= = = =

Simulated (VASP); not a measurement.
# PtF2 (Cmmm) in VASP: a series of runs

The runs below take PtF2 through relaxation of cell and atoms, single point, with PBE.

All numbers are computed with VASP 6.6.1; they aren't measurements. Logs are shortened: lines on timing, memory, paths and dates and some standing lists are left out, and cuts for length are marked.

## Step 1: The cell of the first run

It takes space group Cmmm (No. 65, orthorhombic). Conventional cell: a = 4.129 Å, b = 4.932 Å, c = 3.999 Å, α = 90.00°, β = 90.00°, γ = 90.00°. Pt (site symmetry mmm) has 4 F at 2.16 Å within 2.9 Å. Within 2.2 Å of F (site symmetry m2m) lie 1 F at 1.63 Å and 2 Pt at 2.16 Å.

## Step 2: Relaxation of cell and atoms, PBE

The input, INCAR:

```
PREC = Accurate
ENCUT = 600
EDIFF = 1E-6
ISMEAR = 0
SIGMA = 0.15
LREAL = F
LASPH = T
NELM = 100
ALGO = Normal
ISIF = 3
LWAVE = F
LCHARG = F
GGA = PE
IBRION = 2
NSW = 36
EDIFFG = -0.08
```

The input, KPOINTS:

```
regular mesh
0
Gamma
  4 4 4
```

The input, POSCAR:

= = = =

Requirement –
Exact duplication of all the data above is expected.

Answer box –
Simulated (VASP); not a measurement.
# PtF2 (Cmmm) in VASP: a series of runs

The runs below take PtF2 through relaxation of cell and atoms, single point, with PBE.

All numbers are computed with VASP 6.6.1; they aren't measurements. Logs are shortened: lines on timing, memory, paths and dates and some standing lists are left out, and cuts for length are marked.

## Step 1: The cell of the first run

It takes space group Cmmm (No. 65, orthorhombic). Conventional cell: a = 4.129 Å, b = 4.932 Å, c = 3.999 Å, α = 90.00°, β = 90.00°, γ = 90.00°. Pt (site symmetry mmm) has 4 F at 2.16 Å within 2.9 Å. Within 2.2 Å of F (site symmetry m2m) lie 1 F at 1.63 Å and 2 Pt at 2.16 Å.

## Step 2: Relaxation of cell and atoms, PBE

The input, INCAR:

```
PREC = Accurate
ENCUT = 600
EDIFF = 1E-6
ISMEAR = 0
SIGMA = 0.15
LREAL = F
LASPH = T
NELM = 100
ALGO = Normal
ISIF = 3
LWAVE = F
LCHARG = F
GGA = PE
IBRION = 2
NSW = 36
EDIFFG = -0.08
```

The input, KPOINTS:

```
regular mesh
0
Gamma
  4 4 4
```

The input, POSCAR:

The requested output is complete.